Top of DATA EXCERPTS

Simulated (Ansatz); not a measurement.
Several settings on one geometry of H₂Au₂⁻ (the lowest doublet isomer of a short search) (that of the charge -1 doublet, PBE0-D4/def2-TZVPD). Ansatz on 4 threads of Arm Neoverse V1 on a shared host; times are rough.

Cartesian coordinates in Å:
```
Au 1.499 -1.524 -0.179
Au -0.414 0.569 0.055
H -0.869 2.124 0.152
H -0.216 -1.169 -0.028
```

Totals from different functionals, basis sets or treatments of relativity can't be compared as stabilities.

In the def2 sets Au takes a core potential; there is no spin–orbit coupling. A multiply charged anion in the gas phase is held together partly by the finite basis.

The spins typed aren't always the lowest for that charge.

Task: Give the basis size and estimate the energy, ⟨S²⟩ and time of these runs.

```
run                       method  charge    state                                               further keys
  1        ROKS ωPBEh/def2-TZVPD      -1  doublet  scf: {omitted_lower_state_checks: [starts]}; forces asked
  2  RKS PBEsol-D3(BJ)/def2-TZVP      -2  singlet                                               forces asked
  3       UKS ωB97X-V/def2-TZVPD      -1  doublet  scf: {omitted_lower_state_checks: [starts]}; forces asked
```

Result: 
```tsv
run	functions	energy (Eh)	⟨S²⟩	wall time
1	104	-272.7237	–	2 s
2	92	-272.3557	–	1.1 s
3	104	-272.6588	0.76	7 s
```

Bottom of DATA EXCERPTS

[WORK ITEM] Would you copy, unchanged, the stretch of the records above that begins at the line containing "Cartesian coordinates in" and ends at the line containing "The spins typed", and only that?

[PROBLEM SOLUTION]
Cartesian coordinates in Å:
```
Au 1.499 -1.524 -0.179
Au -0.414 0.569 0.055
H -0.869 2.124 0.152
H -0.216 -1.169 -0.028
```

Totals from different functionals, basis sets or treatments of relativity can't be compared as stabilities.

In the def2 sets Au takes a core potential; there is no spin–orbit coupling. A multiply charged anion in the gas phase is held together partly by the finite basis.

The spins typed aren't always the lowest for that charge.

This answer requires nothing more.